### Brief
Output only the lines below from the one containing "Solution. Band gap" to the one containing "Caveats: spin-orbit coupling", exactly as written, both ends kept.

### Record set
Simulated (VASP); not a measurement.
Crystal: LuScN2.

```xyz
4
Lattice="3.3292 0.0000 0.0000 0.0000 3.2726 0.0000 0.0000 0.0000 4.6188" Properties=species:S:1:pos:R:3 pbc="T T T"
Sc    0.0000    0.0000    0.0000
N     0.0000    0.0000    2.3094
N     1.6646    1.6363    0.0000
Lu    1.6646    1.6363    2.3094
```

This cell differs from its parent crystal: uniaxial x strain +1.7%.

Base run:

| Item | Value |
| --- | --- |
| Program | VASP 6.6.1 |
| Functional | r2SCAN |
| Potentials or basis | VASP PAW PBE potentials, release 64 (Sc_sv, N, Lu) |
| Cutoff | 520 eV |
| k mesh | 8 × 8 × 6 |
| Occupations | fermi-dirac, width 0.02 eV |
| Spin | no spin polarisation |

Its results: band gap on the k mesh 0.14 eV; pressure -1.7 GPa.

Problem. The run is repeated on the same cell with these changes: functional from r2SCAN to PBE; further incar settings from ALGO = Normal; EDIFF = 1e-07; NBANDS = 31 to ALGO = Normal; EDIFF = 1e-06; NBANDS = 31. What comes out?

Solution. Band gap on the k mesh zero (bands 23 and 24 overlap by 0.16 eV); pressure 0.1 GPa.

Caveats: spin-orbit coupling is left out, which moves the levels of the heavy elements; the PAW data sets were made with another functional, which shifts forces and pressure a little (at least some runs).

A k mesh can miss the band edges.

### Exercise solution
Solution. Band gap on the k mesh zero (bands 23 and 24 overlap by 0.16 eV); pressure 0.1 GPa.

Caveats: spin-orbit coupling is left out, which moves the levels of the heavy elements; the PAW data sets were made with another functional, which shifts forces and pressure a little (at least some runs).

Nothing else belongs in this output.